Without leaving out a single line, copy the records exactly.

DATA UNDER STUDY section start

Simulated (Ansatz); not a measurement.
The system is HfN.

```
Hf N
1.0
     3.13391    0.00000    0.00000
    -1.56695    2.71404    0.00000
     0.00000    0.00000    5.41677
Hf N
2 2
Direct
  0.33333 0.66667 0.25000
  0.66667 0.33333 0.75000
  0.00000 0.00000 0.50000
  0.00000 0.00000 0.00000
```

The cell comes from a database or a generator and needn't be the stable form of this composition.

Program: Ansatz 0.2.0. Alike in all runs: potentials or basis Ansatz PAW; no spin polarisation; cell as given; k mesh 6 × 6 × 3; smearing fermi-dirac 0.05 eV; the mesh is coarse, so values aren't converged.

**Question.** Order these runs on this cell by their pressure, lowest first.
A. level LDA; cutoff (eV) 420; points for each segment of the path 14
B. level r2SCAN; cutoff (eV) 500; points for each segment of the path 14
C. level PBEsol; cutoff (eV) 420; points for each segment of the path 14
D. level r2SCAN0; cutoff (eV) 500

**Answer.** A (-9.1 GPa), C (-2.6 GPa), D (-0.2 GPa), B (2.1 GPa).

DATA UNDER STUDY section end

YOUR SOLUTION:
Simulated (Ansatz); not a measurement.
The system is HfN.

```
Hf N
1.0
     3.13391    0.00000    0.00000
    -1.56695    2.71404    0.00000
     0.00000    0.00000    5.41677
Hf N
2 2
Direct
  0.33333 0.66667 0.25000
  0.66667 0.33333 0.75000
  0.00000 0.00000 0.50000
  0.00000 0.00000 0.00000
```

The cell comes from a database or a generator and needn't be the stable form of this composition.

Program: Ansatz 0.2.0. Alike in all runs: potentials or basis Ansatz PAW; no spin polarisation; cell as given; k mesh 6 × 6 × 3; smearing fermi-dirac 0.05 eV; the mesh is coarse, so values aren't converged.

**Question.** Order these runs on this cell by their pressure, lowest first.
A. level LDA; cutoff (eV) 420; points for each segment of the path 14
B. level r2SCAN; cutoff (eV) 500; points for each segment of the path 14
C. level PBEsol; cutoff (eV) 420; points for each segment of the path 14
D. level r2SCAN0; cutoff (eV) 500

**Answer.** A (-9.1 GPa), C (-2.6 GPa), D (-0.2 GPa), B (2.1 GPa).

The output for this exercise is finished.